**WORK REQUEST:** The full listing should be transcribed verbatim.

=====

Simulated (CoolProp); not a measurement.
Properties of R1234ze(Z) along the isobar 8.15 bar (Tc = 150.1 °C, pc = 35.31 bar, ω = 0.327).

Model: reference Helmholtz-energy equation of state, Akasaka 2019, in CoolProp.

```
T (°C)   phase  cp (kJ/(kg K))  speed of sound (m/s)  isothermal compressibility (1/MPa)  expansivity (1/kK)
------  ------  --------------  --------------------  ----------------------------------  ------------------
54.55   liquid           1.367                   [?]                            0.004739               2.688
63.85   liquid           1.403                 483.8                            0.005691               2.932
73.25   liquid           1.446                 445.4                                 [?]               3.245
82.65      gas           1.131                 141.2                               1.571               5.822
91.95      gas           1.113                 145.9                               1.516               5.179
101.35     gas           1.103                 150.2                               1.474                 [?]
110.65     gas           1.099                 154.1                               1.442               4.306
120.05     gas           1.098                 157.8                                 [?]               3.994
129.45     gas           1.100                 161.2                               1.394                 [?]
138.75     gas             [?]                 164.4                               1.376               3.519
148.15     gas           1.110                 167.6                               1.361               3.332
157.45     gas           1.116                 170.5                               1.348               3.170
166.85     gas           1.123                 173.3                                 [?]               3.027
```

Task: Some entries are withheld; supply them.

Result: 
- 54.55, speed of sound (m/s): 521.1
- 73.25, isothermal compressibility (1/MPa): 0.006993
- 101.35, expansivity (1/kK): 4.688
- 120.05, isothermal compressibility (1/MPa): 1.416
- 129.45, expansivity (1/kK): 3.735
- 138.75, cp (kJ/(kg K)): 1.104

=====

**RESPONSE:**
Simulated (CoolProp); not a measurement.
Properties of R1234ze(Z) along the isobar 8.15 bar (Tc = 150.1 °C, pc = 35.31 bar, ω = 0.327).

Model: reference Helmholtz-energy equation of state, Akasaka 2019, in CoolProp.

```
T (°C)   phase  cp (kJ/(kg K))  speed of sound (m/s)  isothermal compressibility (1/MPa)  expansivity (1/kK)
------  ------  --------------  --------------------  ----------------------------------  ------------------
54.55   liquid           1.367                   [?]                            0.004739               2.688
63.85   liquid           1.403                 483.8                            0.005691               2.932
73.25   liquid           1.446                 445.4                                 [?]               3.245
82.65      gas           1.131                 141.2                               1.571               5.822
91.95      gas           1.113                 145.9                               1.516               5.179
101.35     gas           1.103                 150.2                               1.474                 [?]
110.65     gas           1.099                 154.1                               1.442               4.306
120.05     gas           1.098                 157.8                                 [?]               3.994
129.45     gas           1.100                 161.2                               1.394                 [?]
138.75     gas             [?]                 164.4                               1.376               3.519
148.15     gas           1.110                 167.6                               1.361               3.332
157.45     gas           1.116                 170.5                               1.348               3.170
166.85     gas           1.123                 173.3                                 [?]               3.027
```

Task: Some entries are withheld; supply them.

Result: 
- 54.55, speed of sound (m/s): 521.1
- 73.25, isothermal compressibility (1/MPa): 0.006993
- 101.35, expansivity (1/kK): 4.688
- 120.05, isothermal compressibility (1/MPa): 1.416
- 129.45, expansivity (1/kK): 3.735
- 138.75, cp (kJ/(kg K)): 1.104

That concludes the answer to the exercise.